→ Work item: Each record below should be given again exactly as it reads.

→ Dataset extract:
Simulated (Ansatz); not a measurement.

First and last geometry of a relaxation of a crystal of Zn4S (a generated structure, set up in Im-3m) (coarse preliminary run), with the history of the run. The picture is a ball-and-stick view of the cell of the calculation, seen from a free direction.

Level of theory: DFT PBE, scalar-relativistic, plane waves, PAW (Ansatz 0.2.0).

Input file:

→ Exercise response:
Simulated (Ansatz); not a measurement.

First and last geometry of a relaxation of a crystal of Zn4S (a generated structure, set up in Im-3m) (coarse preliminary run), with the history of the run. The picture is a ball-and-stick view of the cell of the calculation, seen from a free direction.

Level of theory: DFT PBE, scalar-relativistic, plane waves, PAW (Ansatz 0.2.0).

Input file:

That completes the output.